### WORK ITEM
Exactly as written, reproduce all of the entries.

═══
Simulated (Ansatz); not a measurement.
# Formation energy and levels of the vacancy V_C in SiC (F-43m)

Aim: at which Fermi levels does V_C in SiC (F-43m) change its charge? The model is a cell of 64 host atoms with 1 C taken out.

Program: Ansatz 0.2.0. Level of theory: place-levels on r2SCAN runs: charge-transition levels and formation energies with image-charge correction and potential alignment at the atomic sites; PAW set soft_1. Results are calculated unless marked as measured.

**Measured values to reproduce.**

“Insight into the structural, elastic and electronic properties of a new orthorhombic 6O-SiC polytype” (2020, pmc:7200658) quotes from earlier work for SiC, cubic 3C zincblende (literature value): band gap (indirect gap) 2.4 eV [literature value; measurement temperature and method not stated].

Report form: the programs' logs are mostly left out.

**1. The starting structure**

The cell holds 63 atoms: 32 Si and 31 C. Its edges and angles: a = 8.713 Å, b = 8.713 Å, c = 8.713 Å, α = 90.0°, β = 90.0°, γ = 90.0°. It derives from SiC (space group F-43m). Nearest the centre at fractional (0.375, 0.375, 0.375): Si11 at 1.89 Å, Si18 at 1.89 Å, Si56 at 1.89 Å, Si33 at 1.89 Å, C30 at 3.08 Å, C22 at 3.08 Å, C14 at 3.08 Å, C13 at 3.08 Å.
═══

### WORKED SOLUTION
Simulated (Ansatz); not a measurement.
# Formation energy and levels of the vacancy V_C in SiC (F-43m)

Aim: at which Fermi levels does V_C in SiC (F-43m) change its charge? The model is a cell of 64 host atoms with 1 C taken out.

Program: Ansatz 0.2.0. Level of theory: place-levels on r2SCAN runs: charge-transition levels and formation energies with image-charge correction and potential alignment at the atomic sites; PAW set soft_1. Results are calculated unless marked as measured.

**Measured values to reproduce.**

“Insight into the structural, elastic and electronic properties of a new orthorhombic 6O-SiC polytype” (2020, pmc:7200658) quotes from earlier work for SiC, cubic 3C zincblende (literature value): band gap (indirect gap) 2.4 eV [literature value; measurement temperature and method not stated].

Report form: the programs' logs are mostly left out.

**1. The starting structure**

The cell holds 63 atoms: 32 Si and 31 C. Its edges and angles: a = 8.713 Å, b = 8.713 Å, c = 8.713 Å, α = 90.0°, β = 90.0°, γ = 90.0°. It derives from SiC (space group F-43m). Nearest the centre at fractional (0.375, 0.375, 0.375): Si11 at 1.89 Å, Si18 at 1.89 Å, Si56 at 1.89 Å, Si33 at 1.89 Å, C30 at 3.08 Å, C22 at 3.08 Å, C14 at 3.08 Å, C13 at 3.08 Å.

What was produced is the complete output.